== The data ==

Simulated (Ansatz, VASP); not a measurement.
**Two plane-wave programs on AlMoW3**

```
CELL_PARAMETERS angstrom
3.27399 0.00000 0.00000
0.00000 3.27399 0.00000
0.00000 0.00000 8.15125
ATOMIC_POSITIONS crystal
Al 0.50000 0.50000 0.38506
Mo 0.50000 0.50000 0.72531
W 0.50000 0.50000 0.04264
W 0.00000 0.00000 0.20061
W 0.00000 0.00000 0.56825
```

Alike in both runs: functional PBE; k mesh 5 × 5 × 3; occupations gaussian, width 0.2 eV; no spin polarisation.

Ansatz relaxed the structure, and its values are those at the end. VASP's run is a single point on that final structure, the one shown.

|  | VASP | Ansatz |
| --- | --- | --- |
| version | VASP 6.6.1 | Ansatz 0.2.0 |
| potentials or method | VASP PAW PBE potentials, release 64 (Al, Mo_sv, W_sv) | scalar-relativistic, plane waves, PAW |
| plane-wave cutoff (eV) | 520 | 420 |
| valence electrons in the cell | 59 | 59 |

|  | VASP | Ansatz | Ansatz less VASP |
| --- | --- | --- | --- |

===

### [Work order]
Word for word, quote the lines of the material from the first line through the line with "less VASP |", both ends included.

### [Written answer]
Simulated (Ansatz, VASP); not a measurement.
**Two plane-wave programs on AlMoW3**

```
CELL_PARAMETERS angstrom
3.27399 0.00000 0.00000
0.00000 3.27399 0.00000
0.00000 0.00000 8.15125
ATOMIC_POSITIONS crystal
Al 0.50000 0.50000 0.38506
Mo 0.50000 0.50000 0.72531
W 0.50000 0.50000 0.04264
W 0.00000 0.00000 0.20061
W 0.00000 0.00000 0.56825
```

Alike in both runs: functional PBE; k mesh 5 × 5 × 3; occupations gaussian, width 0.2 eV; no spin polarisation.

Ansatz relaxed the structure, and its values are those at the end. VASP's run is a single point on that final structure, the one shown.

|  | VASP | Ansatz |
| --- | --- | --- |
| version | VASP 6.6.1 | Ansatz 0.2.0 |
| potentials or method | VASP PAW PBE potentials, release 64 (Al, Mo_sv, W_sv) | scalar-relativistic, plane waves, PAW |
| plane-wave cutoff (eV) | 520 | 420 |
| valence electrons in the cell | 59 | 59 |

|  | VASP | Ansatz | Ansatz less VASP |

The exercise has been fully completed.